◆ Assigned task:
A verbatim reproduction of the lines below, from the line containing "InH2(CN) (CH2InN) was" through the line containing "Task: Judge from", both ends included, is the whole required output.

-- Dataset excerpts follows --
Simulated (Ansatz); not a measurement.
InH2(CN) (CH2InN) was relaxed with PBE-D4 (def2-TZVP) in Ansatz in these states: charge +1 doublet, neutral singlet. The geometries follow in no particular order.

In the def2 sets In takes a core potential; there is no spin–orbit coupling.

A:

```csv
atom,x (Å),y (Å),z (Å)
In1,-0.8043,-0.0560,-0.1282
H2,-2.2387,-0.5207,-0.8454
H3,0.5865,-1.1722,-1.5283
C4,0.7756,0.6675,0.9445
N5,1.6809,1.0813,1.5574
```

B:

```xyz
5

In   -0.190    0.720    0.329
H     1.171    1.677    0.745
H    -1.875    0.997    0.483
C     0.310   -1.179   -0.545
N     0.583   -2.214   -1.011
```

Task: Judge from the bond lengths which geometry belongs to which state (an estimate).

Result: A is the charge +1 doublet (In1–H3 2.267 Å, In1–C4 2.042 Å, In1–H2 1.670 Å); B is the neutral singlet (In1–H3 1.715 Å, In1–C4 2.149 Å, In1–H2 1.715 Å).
-- Dataset excerpts concluded --

◆ Expected answer:
InH2(CN) (CH2InN) was relaxed with PBE-D4 (def2-TZVP) in Ansatz in these states: charge +1 doublet, neutral singlet. The geometries follow in no particular order.

In the def2 sets In takes a core potential; there is no spin–orbit coupling.

A:

```csv
atom,x (Å),y (Å),z (Å)
In1,-0.8043,-0.0560,-0.1282
H2,-2.2387,-0.5207,-0.8454
H3,0.5865,-1.1722,-1.5283
C4,0.7756,0.6675,0.9445
N5,1.6809,1.0813,1.5574
```

B:

```xyz
5

In   -0.190    0.720    0.329
H     1.171    1.677    0.745
H    -1.875    0.997    0.483
C     0.310   -1.179   -0.545
N     0.583   -2.214   -1.011
```

Task: Judge from the bond lengths which geometry belongs to which state (an estimate).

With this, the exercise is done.